#### [Dataset]
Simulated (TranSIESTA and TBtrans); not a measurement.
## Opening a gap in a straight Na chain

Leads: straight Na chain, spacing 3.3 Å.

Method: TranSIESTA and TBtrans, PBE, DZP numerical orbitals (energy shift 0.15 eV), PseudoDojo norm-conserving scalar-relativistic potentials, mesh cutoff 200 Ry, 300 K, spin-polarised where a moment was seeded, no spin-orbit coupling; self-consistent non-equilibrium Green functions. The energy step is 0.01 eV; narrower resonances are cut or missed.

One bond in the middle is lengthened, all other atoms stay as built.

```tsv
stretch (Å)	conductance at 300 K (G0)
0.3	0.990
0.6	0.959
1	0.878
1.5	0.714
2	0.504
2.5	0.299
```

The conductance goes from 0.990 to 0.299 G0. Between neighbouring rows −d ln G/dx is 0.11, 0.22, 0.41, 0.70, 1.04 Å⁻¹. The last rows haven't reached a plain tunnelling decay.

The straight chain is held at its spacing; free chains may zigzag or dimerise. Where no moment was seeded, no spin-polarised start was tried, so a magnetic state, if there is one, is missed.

#### [Work task]
Give the complete material back, word for word.

#### [Task answer]
Simulated (TranSIESTA and TBtrans); not a measurement.
## Opening a gap in a straight Na chain

Leads: straight Na chain, spacing 3.3 Å.

Method: TranSIESTA and TBtrans, PBE, DZP numerical orbitals (energy shift 0.15 eV), PseudoDojo norm-conserving scalar-relativistic potentials, mesh cutoff 200 Ry, 300 K, spin-polarised where a moment was seeded, no spin-orbit coupling; self-consistent non-equilibrium Green functions. The energy step is 0.01 eV; narrower resonances are cut or missed.

One bond in the middle is lengthened, all other atoms stay as built.

```tsv
stretch (Å)	conductance at 300 K (G0)
0.3	0.990
0.6	0.959
1	0.878
1.5	0.714
2	0.504
2.5	0.299
```

The conductance goes from 0.990 to 0.299 G0. Between neighbouring rows −d ln G/dx is 0.11, 0.22, 0.41, 0.70, 1.04 Å⁻¹. The last rows haven't reached a plain tunnelling decay.

The straight chain is held at its spacing; free chains may zigzag or dimerise. Where no moment was seeded, no spin-polarised start was tried, so a magnetic state, if there is one, is missed.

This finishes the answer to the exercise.